__Task item__. Nothing in the data may be changed; retype all of it.

(Beginning of Record set)

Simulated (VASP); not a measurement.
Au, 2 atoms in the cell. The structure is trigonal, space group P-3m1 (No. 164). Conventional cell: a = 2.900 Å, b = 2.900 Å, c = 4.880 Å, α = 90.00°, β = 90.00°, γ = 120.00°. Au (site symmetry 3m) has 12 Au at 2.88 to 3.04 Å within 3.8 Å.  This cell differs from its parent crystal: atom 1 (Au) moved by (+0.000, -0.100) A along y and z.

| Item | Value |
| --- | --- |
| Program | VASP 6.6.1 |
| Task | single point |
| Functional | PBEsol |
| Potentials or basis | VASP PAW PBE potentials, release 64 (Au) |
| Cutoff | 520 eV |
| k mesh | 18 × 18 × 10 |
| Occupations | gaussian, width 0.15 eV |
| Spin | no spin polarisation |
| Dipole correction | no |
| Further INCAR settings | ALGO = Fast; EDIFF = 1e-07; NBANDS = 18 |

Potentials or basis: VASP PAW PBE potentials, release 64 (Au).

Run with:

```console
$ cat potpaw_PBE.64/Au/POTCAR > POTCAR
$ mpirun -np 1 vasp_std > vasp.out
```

(End of Record set)

__Exercise output__.
Simulated (VASP); not a measurement.
Au, 2 atoms in the cell. The structure is trigonal, space group P-3m1 (No. 164). Conventional cell: a = 2.900 Å, b = 2.900 Å, c = 4.880 Å, α = 90.00°, β = 90.00°, γ = 120.00°. Au (site symmetry 3m) has 12 Au at 2.88 to 3.04 Å within 3.8 Å.  This cell differs from its parent crystal: atom 1 (Au) moved by (+0.000, -0.100) A along y and z.

| Item | Value |
| --- | --- |
| Program | VASP 6.6.1 |
| Task | single point |
| Functional | PBEsol |
| Potentials or basis | VASP PAW PBE potentials, release 64 (Au) |
| Cutoff | 520 eV |
| k mesh | 18 × 18 × 10 |
| Occupations | gaussian, width 0.15 eV |
| Spin | no spin polarisation |
| Dipole correction | no |
| Further INCAR settings | ALGO = Fast; EDIFF = 1e-07; NBANDS = 18 |

Potentials or basis: VASP PAW PBE potentials, release 64 (Au).

Run with:

```console
$ cat potpaw_PBE.64/Au/POTCAR > POTCAR
$ mpirun -np 1 vasp_std > vasp.out
```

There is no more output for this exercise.